Action item. Restate word for word every line from the top of the data below down through the line that holds "Potentials or basis: VASP".

Data extract.
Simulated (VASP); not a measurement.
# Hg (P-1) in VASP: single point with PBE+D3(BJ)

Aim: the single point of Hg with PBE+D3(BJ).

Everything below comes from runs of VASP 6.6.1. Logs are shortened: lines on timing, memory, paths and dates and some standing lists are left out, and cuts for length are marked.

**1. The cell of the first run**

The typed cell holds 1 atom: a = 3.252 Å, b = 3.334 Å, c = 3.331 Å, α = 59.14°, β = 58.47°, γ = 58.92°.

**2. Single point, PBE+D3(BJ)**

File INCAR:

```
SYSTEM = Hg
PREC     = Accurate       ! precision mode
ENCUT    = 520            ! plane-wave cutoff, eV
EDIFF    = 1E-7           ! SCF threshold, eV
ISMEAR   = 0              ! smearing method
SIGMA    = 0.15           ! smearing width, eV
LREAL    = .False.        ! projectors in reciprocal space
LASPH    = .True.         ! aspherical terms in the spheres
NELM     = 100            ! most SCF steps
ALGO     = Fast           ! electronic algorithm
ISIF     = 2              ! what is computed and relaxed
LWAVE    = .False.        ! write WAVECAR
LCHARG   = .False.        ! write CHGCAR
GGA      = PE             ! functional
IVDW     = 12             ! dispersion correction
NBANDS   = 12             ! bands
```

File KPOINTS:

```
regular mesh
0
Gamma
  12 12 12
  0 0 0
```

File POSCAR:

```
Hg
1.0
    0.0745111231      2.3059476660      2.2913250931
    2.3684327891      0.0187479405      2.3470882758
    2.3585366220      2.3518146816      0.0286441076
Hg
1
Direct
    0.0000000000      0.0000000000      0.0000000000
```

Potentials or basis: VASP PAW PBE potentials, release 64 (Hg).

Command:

Solution.
Simulated (VASP); not a measurement.
# Hg (P-1) in VASP: single point with PBE+D3(BJ)

Aim: the single point of Hg with PBE+D3(BJ).

Everything below comes from runs of VASP 6.6.1. Logs are shortened: lines on timing, memory, paths and dates and some standing lists are left out, and cuts for length are marked.

**1. The cell of the first run**

The typed cell holds 1 atom: a = 3.252 Å, b = 3.334 Å, c = 3.331 Å, α = 59.14°, β = 58.47°, γ = 58.92°.

**2. Single point, PBE+D3(BJ)**

File INCAR:

```
SYSTEM = Hg
PREC     = Accurate       ! precision mode
ENCUT    = 520            ! plane-wave cutoff, eV
EDIFF    = 1E-7           ! SCF threshold, eV
ISMEAR   = 0              ! smearing method
SIGMA    = 0.15           ! smearing width, eV
LREAL    = .False.        ! projectors in reciprocal space
LASPH    = .True.         ! aspherical terms in the spheres
NELM     = 100            ! most SCF steps
ALGO     = Fast           ! electronic algorithm
ISIF     = 2              ! what is computed and relaxed
LWAVE    = .False.        ! write WAVECAR
LCHARG   = .False.        ! write CHGCAR
GGA      = PE             ! functional
IVDW     = 12             ! dispersion correction
NBANDS   = 12             ! bands
```

File KPOINTS:

```
regular mesh
0
Gamma
  12 12 12
  0 0 0
```

File POSCAR:

```
Hg
1.0
    0.0745111231      2.3059476660      2.2913250931
    2.3684327891      0.0187479405      2.3470882758
    2.3585366220      2.3518146816      0.0286441076
Hg
1
Direct
    0.0000000000      0.0000000000      0.0000000000
```

Potentials or basis: VASP PAW PBE potentials, release 64 (Hg).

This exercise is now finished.